* _The data_:
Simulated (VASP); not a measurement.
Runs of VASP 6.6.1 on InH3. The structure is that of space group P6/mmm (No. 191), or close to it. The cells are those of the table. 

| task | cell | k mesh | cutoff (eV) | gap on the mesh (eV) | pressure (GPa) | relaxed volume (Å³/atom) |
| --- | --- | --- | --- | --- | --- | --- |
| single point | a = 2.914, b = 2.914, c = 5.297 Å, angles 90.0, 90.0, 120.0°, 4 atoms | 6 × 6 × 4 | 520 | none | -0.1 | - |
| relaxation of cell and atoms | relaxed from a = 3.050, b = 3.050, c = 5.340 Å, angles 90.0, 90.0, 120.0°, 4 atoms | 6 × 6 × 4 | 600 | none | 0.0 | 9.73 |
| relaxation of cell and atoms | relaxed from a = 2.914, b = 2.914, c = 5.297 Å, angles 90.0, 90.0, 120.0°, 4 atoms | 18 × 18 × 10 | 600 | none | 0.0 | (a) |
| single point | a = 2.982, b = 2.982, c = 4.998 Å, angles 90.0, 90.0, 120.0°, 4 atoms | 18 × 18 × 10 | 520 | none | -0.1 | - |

* _Work request_: Considering only the material above, set down every line from the one with "0.0 | 9.73 |" to the one with "none | 0.0 | (a) |", inclusive, exactly as written.

* _Written answer_:
| relaxation of cell and atoms | relaxed from a = 3.050, b = 3.050, c = 5.340 Å, angles 90.0, 90.0, 120.0°, 4 atoms | 6 × 6 × 4 | 600 | none | 0.0 | 9.73 |
| relaxation of cell and atoms | relaxed from a = 2.914, b = 2.914, c = 5.297 Å, angles 90.0, 90.0, 120.0°, 4 atoms | 18 × 18 × 10 | 600 | none | 0.0 | (a) |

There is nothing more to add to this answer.